====== EXTRACTED INFORMATION ======

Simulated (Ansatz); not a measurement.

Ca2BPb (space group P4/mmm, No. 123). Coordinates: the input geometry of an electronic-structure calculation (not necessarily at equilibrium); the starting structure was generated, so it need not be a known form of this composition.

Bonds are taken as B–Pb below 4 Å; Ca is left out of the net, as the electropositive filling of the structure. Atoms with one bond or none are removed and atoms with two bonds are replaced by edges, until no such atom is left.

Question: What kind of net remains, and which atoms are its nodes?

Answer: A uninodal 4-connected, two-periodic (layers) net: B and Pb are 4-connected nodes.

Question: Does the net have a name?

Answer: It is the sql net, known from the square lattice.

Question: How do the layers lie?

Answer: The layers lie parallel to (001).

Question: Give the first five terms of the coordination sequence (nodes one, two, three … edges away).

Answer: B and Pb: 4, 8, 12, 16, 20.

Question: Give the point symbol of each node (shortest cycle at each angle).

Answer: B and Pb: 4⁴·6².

======

| BRIEF |
Restate all of the lines in the material exactly as they are.

| SOLUTION |
Simulated (Ansatz); not a measurement.

Ca2BPb (space group P4/mmm, No. 123). Coordinates: the input geometry of an electronic-structure calculation (not necessarily at equilibrium); the starting structure was generated, so it need not be a known form of this composition.

Bonds are taken as B–Pb below 4 Å; Ca is left out of the net, as the electropositive filling of the structure. Atoms with one bond or none are removed and atoms with two bonds are replaced by edges, until no such atom is left.

Question: What kind of net remains, and which atoms are its nodes?

Answer: A uninodal 4-connected, two-periodic (layers) net: B and Pb are 4-connected nodes.

Question: Does the net have a name?

Answer: It is the sql net, known from the square lattice.

Question: How do the layers lie?

Answer: The layers lie parallel to (001).

Question: Give the first five terms of the coordination sequence (nodes one, two, three … edges away).

Answer: B and Pb: 4, 8, 12, 16, 20.

Question: Give the point symbol of each node (shortest cycle at each angle).

Answer: B and Pb: 4⁴·6².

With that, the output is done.